RECORDS PROVIDED —
▼
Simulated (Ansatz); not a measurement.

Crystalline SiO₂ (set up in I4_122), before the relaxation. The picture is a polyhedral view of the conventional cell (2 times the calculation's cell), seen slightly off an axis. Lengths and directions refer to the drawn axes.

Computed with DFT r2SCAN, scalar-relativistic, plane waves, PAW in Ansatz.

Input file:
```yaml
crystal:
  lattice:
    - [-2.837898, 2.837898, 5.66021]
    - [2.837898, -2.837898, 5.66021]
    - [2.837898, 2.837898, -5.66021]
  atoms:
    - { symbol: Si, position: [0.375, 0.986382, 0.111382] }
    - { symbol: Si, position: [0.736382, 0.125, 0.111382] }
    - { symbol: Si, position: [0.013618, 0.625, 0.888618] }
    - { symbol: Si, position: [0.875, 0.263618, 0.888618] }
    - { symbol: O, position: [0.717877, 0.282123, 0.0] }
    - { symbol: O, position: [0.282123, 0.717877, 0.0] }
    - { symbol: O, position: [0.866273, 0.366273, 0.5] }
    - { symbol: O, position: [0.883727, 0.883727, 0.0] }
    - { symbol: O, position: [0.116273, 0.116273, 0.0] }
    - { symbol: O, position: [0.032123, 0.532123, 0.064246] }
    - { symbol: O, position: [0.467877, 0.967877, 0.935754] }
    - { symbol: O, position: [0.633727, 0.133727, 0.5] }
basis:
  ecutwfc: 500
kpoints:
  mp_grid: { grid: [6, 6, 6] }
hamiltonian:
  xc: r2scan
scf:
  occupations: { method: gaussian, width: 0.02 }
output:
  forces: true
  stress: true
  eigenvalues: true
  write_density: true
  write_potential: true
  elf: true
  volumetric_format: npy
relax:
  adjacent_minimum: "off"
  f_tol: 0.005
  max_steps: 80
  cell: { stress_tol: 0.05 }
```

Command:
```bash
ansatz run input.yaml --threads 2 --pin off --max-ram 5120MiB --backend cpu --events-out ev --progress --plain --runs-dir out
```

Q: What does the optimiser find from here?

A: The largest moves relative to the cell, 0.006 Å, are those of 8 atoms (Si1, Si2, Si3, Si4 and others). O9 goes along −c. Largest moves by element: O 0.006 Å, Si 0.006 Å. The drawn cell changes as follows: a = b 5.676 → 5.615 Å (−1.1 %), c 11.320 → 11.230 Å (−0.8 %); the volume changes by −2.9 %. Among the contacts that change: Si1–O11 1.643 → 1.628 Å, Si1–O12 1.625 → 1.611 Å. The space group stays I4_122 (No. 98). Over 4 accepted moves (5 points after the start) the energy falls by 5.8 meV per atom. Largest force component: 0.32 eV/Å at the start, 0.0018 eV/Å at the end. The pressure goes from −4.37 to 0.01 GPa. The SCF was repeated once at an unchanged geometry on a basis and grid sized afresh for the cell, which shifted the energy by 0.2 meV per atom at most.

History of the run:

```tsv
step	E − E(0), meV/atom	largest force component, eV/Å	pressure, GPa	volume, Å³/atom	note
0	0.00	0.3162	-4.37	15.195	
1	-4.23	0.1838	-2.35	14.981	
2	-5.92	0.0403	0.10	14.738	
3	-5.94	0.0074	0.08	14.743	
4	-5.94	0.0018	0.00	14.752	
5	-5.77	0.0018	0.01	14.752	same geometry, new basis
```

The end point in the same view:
▲

WORK TASK —
Write out word for word only the lines from the start of the entries down to the line with "Q: What does the optimiser find from here?", please, including both ends.

EXERCISE ANSWER —
Simulated (Ansatz); not a measurement.

Crystalline SiO₂ (set up in I4_122), before the relaxation. The picture is a polyhedral view of the conventional cell (2 times the calculation's cell), seen slightly off an axis. Lengths and directions refer to the drawn axes.

Computed with DFT r2SCAN, scalar-relativistic, plane waves, PAW in Ansatz.

Input file:
```yaml
crystal:
  lattice:
    - [-2.837898, 2.837898, 5.66021]
    - [2.837898, -2.837898, 5.66021]
    - [2.837898, 2.837898, -5.66021]
  atoms:
    - { symbol: Si, position: [0.375, 0.986382, 0.111382] }
    - { symbol: Si, position: [0.736382, 0.125, 0.111382] }
    - { symbol: Si, position: [0.013618, 0.625, 0.888618] }
    - { symbol: Si, position: [0.875, 0.263618, 0.888618] }
    - { symbol: O, position: [0.717877, 0.282123, 0.0] }
    - { symbol: O, position: [0.282123, 0.717877, 0.0] }
    - { symbol: O, position: [0.866273, 0.366273, 0.5] }
    - { symbol: O, position: [0.883727, 0.883727, 0.0] }
    - { symbol: O, position: [0.116273, 0.116273, 0.0] }
    - { symbol: O, position: [0.032123, 0.532123, 0.064246] }
    - { symbol: O, position: [0.467877, 0.967877, 0.935754] }
    - { symbol: O, position: [0.633727, 0.133727, 0.5] }
basis:
  ecutwfc: 500
kpoints:
  mp_grid: { grid: [6, 6, 6] }
hamiltonian:
  xc: r2scan
scf:
  occupations: { method: gaussian, width: 0.02 }
output:
  forces: true
  stress: true
  eigenvalues: true
  write_density: true
  write_potential: true
  elf: true
  volumetric_format: npy
relax:
  adjacent_minimum: "off"
  f_tol: 0.005
  max_steps: 80
  cell: { stress_tol: 0.05 }
```

Command:
```bash
ansatz run input.yaml --threads 2 --pin off --max-ram 5120MiB --backend cpu --events-out ev --progress --plain --runs-dir out
```

Q: What does the optimiser find from here?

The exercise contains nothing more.